------

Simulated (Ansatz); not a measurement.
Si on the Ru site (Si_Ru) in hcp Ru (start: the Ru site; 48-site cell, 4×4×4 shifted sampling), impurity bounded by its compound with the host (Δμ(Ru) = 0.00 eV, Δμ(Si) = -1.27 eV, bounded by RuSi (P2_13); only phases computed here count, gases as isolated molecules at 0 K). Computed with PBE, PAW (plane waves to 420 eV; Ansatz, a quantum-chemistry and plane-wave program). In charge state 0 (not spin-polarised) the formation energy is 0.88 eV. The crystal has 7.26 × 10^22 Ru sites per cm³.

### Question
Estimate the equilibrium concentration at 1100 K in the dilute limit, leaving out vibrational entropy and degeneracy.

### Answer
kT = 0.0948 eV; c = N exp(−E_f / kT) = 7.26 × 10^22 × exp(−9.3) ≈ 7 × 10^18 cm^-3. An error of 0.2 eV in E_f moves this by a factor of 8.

------

In the listing above, locate the line containing "Si on the Ru" and the line containing "### Question", then transcribe both and every line between them verbatim.

Si on the Ru site (Si_Ru) in hcp Ru (start: the Ru site; 48-site cell, 4×4×4 shifted sampling), impurity bounded by its compound with the host (Δμ(Ru) = 0.00 eV, Δμ(Si) = -1.27 eV, bounded by RuSi (P2_13); only phases computed here count, gases as isolated molecules at 0 K). Computed with PBE, PAW (plane waves to 420 eV; Ansatz, a quantum-chemistry and plane-wave program). In charge state 0 (not spin-polarised) the formation energy is 0.88 eV. The crystal has 7.26 × 10^22 Ru sites per cm³.

### Question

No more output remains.